*** Block opens ***
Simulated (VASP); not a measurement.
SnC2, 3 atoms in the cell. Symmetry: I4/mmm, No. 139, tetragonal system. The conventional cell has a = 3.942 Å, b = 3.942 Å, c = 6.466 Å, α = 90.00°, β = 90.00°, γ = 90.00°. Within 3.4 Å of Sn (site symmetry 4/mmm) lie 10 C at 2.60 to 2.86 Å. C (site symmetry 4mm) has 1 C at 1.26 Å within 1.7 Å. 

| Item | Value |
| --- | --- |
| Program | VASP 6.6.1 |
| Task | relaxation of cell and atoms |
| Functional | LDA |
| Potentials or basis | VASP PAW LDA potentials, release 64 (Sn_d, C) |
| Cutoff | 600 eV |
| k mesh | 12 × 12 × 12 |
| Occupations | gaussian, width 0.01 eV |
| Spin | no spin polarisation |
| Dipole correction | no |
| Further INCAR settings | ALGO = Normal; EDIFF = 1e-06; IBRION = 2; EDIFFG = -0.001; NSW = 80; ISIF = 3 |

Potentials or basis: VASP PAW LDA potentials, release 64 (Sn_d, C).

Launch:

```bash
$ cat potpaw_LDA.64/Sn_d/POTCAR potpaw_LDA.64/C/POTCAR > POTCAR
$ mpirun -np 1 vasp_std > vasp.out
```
*** Block closes ***

Required action
Starting with the first line of the records above, give back each line exactly until the line with "Functional | LDA |" has been given as well.

Written reply
Simulated (VASP); not a measurement.
SnC2, 3 atoms in the cell. Symmetry: I4/mmm, No. 139, tetragonal system. The conventional cell has a = 3.942 Å, b = 3.942 Å, c = 6.466 Å, α = 90.00°, β = 90.00°, γ = 90.00°. Within 3.4 Å of Sn (site symmetry 4/mmm) lie 10 C at 2.60 to 2.86 Å. C (site symmetry 4mm) has 1 C at 1.26 Å within 1.7 Å. 

| Item | Value |
| --- | --- |
| Program | VASP 6.6.1 |
| Task | relaxation of cell and atoms |
| Functional | LDA |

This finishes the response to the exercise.